── Source material
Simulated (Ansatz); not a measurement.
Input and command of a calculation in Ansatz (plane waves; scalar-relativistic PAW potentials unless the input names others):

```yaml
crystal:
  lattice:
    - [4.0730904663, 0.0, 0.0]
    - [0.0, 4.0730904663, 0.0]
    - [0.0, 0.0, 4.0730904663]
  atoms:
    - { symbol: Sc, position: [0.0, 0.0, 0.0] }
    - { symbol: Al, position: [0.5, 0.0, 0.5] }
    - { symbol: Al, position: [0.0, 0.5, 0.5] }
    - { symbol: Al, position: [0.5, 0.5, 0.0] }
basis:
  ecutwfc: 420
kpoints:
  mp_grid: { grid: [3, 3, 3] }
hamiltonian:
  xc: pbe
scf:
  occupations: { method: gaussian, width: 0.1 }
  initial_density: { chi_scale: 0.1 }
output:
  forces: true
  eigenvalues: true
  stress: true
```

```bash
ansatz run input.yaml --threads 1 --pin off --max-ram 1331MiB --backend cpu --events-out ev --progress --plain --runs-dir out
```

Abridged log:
────

Work instruction:
Print all the entries above. Keep each one exact.

Answer section:
Simulated (Ansatz); not a measurement.
Input and command of a calculation in Ansatz (plane waves; scalar-relativistic PAW potentials unless the input names others):

```yaml
crystal:
  lattice:
    - [4.0730904663, 0.0, 0.0]
    - [0.0, 4.0730904663, 0.0]
    - [0.0, 0.0, 4.0730904663]
  atoms:
    - { symbol: Sc, position: [0.0, 0.0, 0.0] }
    - { symbol: Al, position: [0.5, 0.0, 0.5] }
    - { symbol: Al, position: [0.0, 0.5, 0.5] }
    - { symbol: Al, position: [0.5, 0.5, 0.0] }
basis:
  ecutwfc: 420
kpoints:
  mp_grid: { grid: [3, 3, 3] }
hamiltonian:
  xc: pbe
scf:
  occupations: { method: gaussian, width: 0.1 }
  initial_density: { chi_scale: 0.1 }
output:
  forces: true
  eigenvalues: true
  stress: true
```

```bash
ansatz run input.yaml --threads 1 --pin off --max-ram 1331MiB --backend cpu --events-out ev --progress --plain --runs-dir out
```

Abridged log:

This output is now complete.